Dataset extract:
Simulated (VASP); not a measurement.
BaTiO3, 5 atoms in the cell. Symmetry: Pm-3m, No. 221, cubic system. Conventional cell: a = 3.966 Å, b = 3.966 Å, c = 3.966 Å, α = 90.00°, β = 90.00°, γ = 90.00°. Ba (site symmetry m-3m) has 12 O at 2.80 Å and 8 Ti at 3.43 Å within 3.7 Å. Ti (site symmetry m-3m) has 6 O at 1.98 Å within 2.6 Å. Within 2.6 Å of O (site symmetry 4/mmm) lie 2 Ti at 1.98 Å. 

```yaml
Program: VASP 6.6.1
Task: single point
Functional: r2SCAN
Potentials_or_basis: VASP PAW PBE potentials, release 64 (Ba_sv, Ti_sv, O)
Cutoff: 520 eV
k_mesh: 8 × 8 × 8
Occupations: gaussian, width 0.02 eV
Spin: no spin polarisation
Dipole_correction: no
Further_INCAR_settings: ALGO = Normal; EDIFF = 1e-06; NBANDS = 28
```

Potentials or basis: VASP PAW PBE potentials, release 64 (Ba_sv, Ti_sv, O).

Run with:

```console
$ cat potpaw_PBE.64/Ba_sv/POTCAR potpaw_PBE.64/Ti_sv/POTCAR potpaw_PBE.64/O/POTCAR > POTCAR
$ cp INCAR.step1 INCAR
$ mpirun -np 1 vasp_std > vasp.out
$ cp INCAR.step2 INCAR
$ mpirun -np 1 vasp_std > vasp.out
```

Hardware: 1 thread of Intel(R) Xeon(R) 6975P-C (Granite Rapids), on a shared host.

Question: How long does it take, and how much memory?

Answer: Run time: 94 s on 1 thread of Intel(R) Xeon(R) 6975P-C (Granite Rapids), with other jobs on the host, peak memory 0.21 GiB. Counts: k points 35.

Exercise: For the lines above, output exactly those from the line containing "Hardware: 1 thread" through the line containing "Question: How long", and skip the others.

Task solution:
Hardware: 1 thread of Intel(R) Xeon(R) 6975P-C (Granite Rapids), on a shared host.

Question: How long does it take, and how much memory?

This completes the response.